- **Work item**:
Begin at the top of the records and copy each line exactly. The line containing "Result: C2 (bonded" is the last one to include.

- **Data section**:
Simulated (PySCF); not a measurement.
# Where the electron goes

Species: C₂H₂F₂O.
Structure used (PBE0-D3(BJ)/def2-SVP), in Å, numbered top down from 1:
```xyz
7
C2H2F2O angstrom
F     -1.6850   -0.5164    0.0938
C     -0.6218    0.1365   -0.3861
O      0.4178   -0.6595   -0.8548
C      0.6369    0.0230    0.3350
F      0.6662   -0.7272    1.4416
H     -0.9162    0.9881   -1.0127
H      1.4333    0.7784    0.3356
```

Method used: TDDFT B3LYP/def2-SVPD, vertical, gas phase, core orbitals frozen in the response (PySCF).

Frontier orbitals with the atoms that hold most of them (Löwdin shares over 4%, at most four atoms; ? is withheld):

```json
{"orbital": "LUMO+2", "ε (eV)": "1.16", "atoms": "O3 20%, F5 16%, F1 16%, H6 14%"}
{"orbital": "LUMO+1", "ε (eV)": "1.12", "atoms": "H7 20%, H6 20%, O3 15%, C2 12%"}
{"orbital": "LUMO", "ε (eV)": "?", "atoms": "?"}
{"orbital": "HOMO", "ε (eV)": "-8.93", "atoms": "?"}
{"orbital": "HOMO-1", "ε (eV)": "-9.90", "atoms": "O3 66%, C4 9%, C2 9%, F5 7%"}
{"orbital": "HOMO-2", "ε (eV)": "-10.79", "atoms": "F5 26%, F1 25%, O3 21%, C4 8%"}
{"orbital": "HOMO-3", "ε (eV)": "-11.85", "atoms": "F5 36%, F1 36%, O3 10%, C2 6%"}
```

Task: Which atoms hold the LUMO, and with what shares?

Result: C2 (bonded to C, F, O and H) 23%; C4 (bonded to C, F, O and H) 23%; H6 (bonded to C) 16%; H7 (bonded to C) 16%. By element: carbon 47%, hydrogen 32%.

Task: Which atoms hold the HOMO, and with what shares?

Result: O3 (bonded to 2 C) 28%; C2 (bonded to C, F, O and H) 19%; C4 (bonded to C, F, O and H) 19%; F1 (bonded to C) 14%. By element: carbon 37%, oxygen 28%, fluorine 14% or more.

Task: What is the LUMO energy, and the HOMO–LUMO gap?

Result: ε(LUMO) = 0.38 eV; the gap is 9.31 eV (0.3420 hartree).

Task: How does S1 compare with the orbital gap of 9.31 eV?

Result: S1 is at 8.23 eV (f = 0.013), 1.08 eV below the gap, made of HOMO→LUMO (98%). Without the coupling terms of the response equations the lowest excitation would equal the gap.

- **Response area**:
Simulated (PySCF); not a measurement.
# Where the electron goes

Species: C₂H₂F₂O.
Structure used (PBE0-D3(BJ)/def2-SVP), in Å, numbered top down from 1:
```xyz
7
C2H2F2O angstrom
F     -1.6850   -0.5164    0.0938
C     -0.6218    0.1365   -0.3861
O      0.4178   -0.6595   -0.8548
C      0.6369    0.0230    0.3350
F      0.6662   -0.7272    1.4416
H     -0.9162    0.9881   -1.0127
H      1.4333    0.7784    0.3356
```

Method used: TDDFT B3LYP/def2-SVPD, vertical, gas phase, core orbitals frozen in the response (PySCF).

Frontier orbitals with the atoms that hold most of them (Löwdin shares over 4%, at most four atoms; ? is withheld):

```json
{"orbital": "LUMO+2", "ε (eV)": "1.16", "atoms": "O3 20%, F5 16%, F1 16%, H6 14%"}
{"orbital": "LUMO+1", "ε (eV)": "1.12", "atoms": "H7 20%, H6 20%, O3 15%, C2 12%"}
{"orbital": "LUMO", "ε (eV)": "?", "atoms": "?"}
{"orbital": "HOMO", "ε (eV)": "-8.93", "atoms": "?"}
{"orbital": "HOMO-1", "ε (eV)": "-9.90", "atoms": "O3 66%, C4 9%, C2 9%, F5 7%"}
{"orbital": "HOMO-2", "ε (eV)": "-10.79", "atoms": "F5 26%, F1 25%, O3 21%, C4 8%"}
{"orbital": "HOMO-3", "ε (eV)": "-11.85", "atoms": "F5 36%, F1 36%, O3 10%, C2 6%"}
```

Task: Which atoms hold the LUMO, and with what shares?

Result: C2 (bonded to C, F, O and H) 23%; C4 (bonded to C, F, O and H) 23%; H6 (bonded to C) 16%; H7 (bonded to C) 16%. By element: carbon 47%, hydrogen 32%.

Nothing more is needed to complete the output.